________________________

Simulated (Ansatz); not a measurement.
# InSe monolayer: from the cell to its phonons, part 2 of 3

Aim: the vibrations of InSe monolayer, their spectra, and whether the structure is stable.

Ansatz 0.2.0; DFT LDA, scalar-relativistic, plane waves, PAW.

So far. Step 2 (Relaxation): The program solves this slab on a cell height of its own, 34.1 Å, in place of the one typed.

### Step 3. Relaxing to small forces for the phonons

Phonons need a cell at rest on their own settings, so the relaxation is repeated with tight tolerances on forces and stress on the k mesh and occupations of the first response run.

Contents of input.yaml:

________________________

ACTION ITEM:
Copy the lines above exactly, beginning at the line that has "Aim: the vibrations" and stopping after the line that has "Phonons need a", and omit the rest.

YOUR SOLUTION:
Aim: the vibrations of InSe monolayer, their spectra, and whether the structure is stable.

Ansatz 0.2.0; DFT LDA, scalar-relativistic, plane waves, PAW.

So far. Step 2 (Relaxation): The program solves this slab on a cell height of its own, 34.1 Å, in place of the one typed.

### Step 3. Relaxing to small forces for the phonons

Phonons need a cell at rest on their own settings, so the relaxation is repeated with tight tolerances on forces and stress on the k mesh and occupations of the first response run.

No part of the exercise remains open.